-------------------------

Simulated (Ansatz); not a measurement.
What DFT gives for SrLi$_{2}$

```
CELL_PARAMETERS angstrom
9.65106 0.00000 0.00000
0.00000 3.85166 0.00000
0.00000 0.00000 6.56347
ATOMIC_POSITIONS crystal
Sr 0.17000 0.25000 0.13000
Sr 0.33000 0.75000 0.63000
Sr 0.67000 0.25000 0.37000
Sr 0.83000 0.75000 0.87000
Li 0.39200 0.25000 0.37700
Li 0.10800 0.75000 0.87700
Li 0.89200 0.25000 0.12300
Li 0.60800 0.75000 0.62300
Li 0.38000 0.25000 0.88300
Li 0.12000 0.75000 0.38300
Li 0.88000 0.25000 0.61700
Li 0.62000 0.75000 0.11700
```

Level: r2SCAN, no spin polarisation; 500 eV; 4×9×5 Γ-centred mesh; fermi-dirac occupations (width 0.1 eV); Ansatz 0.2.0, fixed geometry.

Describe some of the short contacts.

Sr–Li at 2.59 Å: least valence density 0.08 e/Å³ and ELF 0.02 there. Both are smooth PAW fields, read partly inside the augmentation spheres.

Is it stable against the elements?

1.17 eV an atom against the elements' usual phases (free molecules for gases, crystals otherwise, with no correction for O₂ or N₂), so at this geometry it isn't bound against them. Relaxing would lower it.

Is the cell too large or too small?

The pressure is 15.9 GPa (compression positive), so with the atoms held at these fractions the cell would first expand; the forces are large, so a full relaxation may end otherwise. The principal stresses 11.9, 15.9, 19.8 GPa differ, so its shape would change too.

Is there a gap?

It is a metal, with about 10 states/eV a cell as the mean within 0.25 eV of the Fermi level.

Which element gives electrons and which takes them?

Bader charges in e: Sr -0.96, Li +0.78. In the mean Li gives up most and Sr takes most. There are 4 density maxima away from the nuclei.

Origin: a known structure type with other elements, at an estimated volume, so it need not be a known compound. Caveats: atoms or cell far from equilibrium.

-------------------------

- Work order -
Starting at the line that contains "Which element gives" and stopping after the line that contains "Bader charges in", write out every line exactly as it appears above, and no other line.

- Answer area -
Which element gives electrons and which takes them?

Bader charges in e: Sr -0.96, Li +0.78. In the mean Li gives up most and Sr takes most. There are 4 density maxima away from the nuclei.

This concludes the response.